Task item: Copy every line of the material below exactly.

- - - - - - -

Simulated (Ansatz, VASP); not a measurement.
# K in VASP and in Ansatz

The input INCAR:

- - - - - - -

Answer area:
Simulated (Ansatz, VASP); not a measurement.
# K in VASP and in Ansatz

The input INCAR:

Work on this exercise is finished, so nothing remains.